**Action item:**
The listing that follows is to be output in full and without change.

-.-.-
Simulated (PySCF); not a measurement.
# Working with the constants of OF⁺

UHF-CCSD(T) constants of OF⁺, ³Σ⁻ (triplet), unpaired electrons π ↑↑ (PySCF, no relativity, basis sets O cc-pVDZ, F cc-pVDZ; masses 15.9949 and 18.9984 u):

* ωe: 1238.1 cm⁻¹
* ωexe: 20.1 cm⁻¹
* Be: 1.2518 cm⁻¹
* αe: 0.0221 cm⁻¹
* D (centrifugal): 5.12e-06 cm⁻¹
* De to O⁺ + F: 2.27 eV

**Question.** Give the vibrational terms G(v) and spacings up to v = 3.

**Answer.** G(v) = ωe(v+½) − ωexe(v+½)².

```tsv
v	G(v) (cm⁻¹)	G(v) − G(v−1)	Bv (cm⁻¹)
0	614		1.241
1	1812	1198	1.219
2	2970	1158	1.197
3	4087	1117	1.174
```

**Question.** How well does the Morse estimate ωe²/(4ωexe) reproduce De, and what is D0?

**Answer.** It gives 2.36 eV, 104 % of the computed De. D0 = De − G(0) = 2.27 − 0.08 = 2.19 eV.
-.-.-

**Exercise answer:**
Simulated (PySCF); not a measurement.
# Working with the constants of OF⁺

UHF-CCSD(T) constants of OF⁺, ³Σ⁻ (triplet), unpaired electrons π ↑↑ (PySCF, no relativity, basis sets O cc-pVDZ, F cc-pVDZ; masses 15.9949 and 18.9984 u):

* ωe: 1238.1 cm⁻¹
* ωexe: 20.1 cm⁻¹
* Be: 1.2518 cm⁻¹
* αe: 0.0221 cm⁻¹
* D (centrifugal): 5.12e-06 cm⁻¹
* De to O⁺ + F: 2.27 eV

**Question.** Give the vibrational terms G(v) and spacings up to v = 3.

**Answer.** G(v) = ωe(v+½) − ωexe(v+½)².

```tsv
v	G(v) (cm⁻¹)	G(v) − G(v−1)	Bv (cm⁻¹)
0	614		1.241
1	1812	1198	1.219
2	2970	1158	1.197
3	4087	1117	1.174
```

**Question.** How well does the Morse estimate ωe²/(4ωexe) reproduce De, and what is D0?

**Answer.** It gives 2.36 eV, 104 % of the computed De. D0 = De − G(0) = 2.27 − 0.08 = 2.19 eV.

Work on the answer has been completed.